Brief:
Every line of the entries below from the one containing "So far, conductance" to the one containing "The cell is", both ends included, must be written out exactly. No other line belongs in the answer.

Extracted material:

Segment Open

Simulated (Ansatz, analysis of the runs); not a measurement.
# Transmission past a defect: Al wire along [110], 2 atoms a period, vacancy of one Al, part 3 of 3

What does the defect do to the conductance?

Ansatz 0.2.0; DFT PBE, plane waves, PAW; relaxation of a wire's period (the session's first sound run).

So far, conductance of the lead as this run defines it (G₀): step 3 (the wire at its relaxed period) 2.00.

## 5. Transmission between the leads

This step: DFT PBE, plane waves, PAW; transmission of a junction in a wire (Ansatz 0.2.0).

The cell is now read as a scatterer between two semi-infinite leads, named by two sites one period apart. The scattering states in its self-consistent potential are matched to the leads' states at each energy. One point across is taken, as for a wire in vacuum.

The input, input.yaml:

Segment Closed

Task response:
So far, conductance of the lead as this run defines it (G₀): step 3 (the wire at its relaxed period) 2.00.

## 5. Transmission between the leads

This step: DFT PBE, plane waves, PAW; transmission of a junction in a wire (Ansatz 0.2.0).

The cell is now read as a scatterer between two semi-infinite leads, named by two sites one period apart. The scattering states in its self-consistent potential are matched to the leads' states at each energy. One point across is taken, as for a wire in vacuum.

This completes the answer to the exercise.